########

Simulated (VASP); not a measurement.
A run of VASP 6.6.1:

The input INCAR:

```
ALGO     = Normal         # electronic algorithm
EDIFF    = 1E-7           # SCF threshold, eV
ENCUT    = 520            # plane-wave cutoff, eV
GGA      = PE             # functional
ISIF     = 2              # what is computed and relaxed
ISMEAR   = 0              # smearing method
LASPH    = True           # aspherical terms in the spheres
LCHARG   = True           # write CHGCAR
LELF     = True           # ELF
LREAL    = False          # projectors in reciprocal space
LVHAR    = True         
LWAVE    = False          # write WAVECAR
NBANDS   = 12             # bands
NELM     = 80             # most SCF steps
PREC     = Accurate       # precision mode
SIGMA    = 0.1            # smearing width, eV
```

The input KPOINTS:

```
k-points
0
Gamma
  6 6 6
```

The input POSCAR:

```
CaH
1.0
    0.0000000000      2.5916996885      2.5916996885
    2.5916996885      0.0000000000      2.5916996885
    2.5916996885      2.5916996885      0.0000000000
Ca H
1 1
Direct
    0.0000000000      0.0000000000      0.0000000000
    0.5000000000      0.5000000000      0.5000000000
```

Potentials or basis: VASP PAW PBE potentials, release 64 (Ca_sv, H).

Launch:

########

## Work instruction
Your task is to copy every entry above, exactly as written.

## Response area
Simulated (VASP); not a measurement.
A run of VASP 6.6.1:

The input INCAR:

```
ALGO     = Normal         # electronic algorithm
EDIFF    = 1E-7           # SCF threshold, eV
ENCUT    = 520            # plane-wave cutoff, eV
GGA      = PE             # functional
ISIF     = 2              # what is computed and relaxed
ISMEAR   = 0              # smearing method
LASPH    = True           # aspherical terms in the spheres
LCHARG   = True           # write CHGCAR
LELF     = True           # ELF
LREAL    = False          # projectors in reciprocal space
LVHAR    = True         
LWAVE    = False          # write WAVECAR
NBANDS   = 12             # bands
NELM     = 80             # most SCF steps
PREC     = Accurate       # precision mode
SIGMA    = 0.1            # smearing width, eV
```

The input KPOINTS:

```
k-points
0
Gamma
  6 6 6
```

The input POSCAR:

```
CaH
1.0
    0.0000000000      2.5916996885      2.5916996885
    2.5916996885      0.0000000000      2.5916996885
    2.5916996885      2.5916996885      0.0000000000
Ca H
1 1
Direct
    0.0000000000      0.0000000000      0.0000000000
    0.5000000000      0.5000000000      0.5000000000
```

Potentials or basis: VASP PAW PBE potentials, release 64 (Ca_sv, H).

Launch:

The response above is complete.